_RECORDED DATA_.

§

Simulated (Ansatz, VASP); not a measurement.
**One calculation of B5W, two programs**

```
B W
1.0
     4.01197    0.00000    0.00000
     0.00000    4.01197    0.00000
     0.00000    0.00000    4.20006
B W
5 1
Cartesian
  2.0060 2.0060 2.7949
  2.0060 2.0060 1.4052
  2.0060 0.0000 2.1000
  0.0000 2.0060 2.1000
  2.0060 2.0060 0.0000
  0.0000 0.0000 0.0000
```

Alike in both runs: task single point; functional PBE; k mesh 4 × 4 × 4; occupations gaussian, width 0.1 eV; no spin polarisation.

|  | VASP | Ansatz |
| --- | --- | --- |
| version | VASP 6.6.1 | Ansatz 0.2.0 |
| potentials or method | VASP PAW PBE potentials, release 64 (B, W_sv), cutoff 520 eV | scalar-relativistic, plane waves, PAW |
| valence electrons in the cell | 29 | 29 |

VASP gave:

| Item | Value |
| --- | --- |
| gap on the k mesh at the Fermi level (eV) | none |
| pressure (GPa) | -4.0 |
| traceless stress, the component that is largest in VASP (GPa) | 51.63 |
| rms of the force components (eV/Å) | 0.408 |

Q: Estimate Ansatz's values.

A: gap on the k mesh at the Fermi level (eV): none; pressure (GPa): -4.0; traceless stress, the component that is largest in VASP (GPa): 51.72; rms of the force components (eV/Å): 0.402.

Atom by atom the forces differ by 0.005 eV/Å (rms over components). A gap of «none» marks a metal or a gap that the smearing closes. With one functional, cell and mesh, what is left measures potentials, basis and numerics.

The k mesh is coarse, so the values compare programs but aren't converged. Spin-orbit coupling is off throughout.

§

_WORK ORDER_.
Only the lines from the first line of the records through the one containing "A: gap on the" should be reproduced, exactly, with both of them included.

_ANSWER SECTION_.
Simulated (Ansatz, VASP); not a measurement.
**One calculation of B5W, two programs**

```
B W
1.0
     4.01197    0.00000    0.00000
     0.00000    4.01197    0.00000
     0.00000    0.00000    4.20006
B W
5 1
Cartesian
  2.0060 2.0060 2.7949
  2.0060 2.0060 1.4052
  2.0060 0.0000 2.1000
  0.0000 2.0060 2.1000
  2.0060 2.0060 0.0000
  0.0000 0.0000 0.0000
```

Alike in both runs: task single point; functional PBE; k mesh 4 × 4 × 4; occupations gaussian, width 0.1 eV; no spin polarisation.

|  | VASP | Ansatz |
| --- | --- | --- |
| version | VASP 6.6.1 | Ansatz 0.2.0 |
| potentials or method | VASP PAW PBE potentials, release 64 (B, W_sv), cutoff 520 eV | scalar-relativistic, plane waves, PAW |
| valence electrons in the cell | 29 | 29 |

VASP gave:

| Item | Value |
| --- | --- |
| gap on the k mesh at the Fermi level (eV) | none |
| pressure (GPa) | -4.0 |
| traceless stress, the component that is largest in VASP (GPa) | 51.63 |
| rms of the force components (eV/Å) | 0.408 |

Q: Estimate Ansatz's values.

A: gap on the k mesh at the Fermi level (eV): none; pressure (GPa): -4.0; traceless stress, the component that is largest in VASP (GPa): 51.72; rms of the force components (eV/Å): 0.402.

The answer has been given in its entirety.